───── Exercise data ─────

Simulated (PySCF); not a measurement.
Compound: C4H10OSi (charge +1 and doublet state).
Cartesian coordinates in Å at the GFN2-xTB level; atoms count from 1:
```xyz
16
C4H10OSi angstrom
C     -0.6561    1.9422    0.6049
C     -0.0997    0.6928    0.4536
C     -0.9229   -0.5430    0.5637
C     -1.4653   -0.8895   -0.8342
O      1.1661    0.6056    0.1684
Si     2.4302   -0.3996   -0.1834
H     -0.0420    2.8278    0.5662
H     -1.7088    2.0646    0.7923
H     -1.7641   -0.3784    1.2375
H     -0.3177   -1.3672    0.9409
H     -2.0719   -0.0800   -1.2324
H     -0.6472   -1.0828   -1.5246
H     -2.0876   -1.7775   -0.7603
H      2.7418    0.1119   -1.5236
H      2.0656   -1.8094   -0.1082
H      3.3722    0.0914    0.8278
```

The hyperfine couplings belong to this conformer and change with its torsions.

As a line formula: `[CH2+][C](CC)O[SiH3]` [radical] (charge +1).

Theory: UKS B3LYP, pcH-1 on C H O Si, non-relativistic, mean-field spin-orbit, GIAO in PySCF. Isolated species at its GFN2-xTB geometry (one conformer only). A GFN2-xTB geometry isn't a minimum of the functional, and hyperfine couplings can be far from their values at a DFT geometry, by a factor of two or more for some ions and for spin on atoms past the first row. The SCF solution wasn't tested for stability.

─────

Your task is to transcribe the listing above in full and exactly.

*Answer area*
Simulated (PySCF); not a measurement.
Compound: C4H10OSi (charge +1 and doublet state).
Cartesian coordinates in Å at the GFN2-xTB level; atoms count from 1:
```xyz
16
C4H10OSi angstrom
C     -0.6561    1.9422    0.6049
C     -0.0997    0.6928    0.4536
C     -0.9229   -0.5430    0.5637
C     -1.4653   -0.8895   -0.8342
O      1.1661    0.6056    0.1684
Si     2.4302   -0.3996   -0.1834
H     -0.0420    2.8278    0.5662
H     -1.7088    2.0646    0.7923
H     -1.7641   -0.3784    1.2375
H     -0.3177   -1.3672    0.9409
H     -2.0719   -0.0800   -1.2324
H     -0.6472   -1.0828   -1.5246
H     -2.0876   -1.7775   -0.7603
H      2.7418    0.1119   -1.5236
H      2.0656   -1.8094   -0.1082
H      3.3722    0.0914    0.8278
```

The hyperfine couplings belong to this conformer and change with its torsions.

As a line formula: `[CH2+][C](CC)O[SiH3]` [radical] (charge +1).

Theory: UKS B3LYP, pcH-1 on C H O Si, non-relativistic, mean-field spin-orbit, GIAO in PySCF. Isolated species at its GFN2-xTB geometry (one conformer only). A GFN2-xTB geometry isn't a minimum of the functional, and hyperfine couplings can be far from their values at a DFT geometry, by a factor of two or more for some ions and for spin on atoms past the first row. The SCF solution wasn't tested for stability.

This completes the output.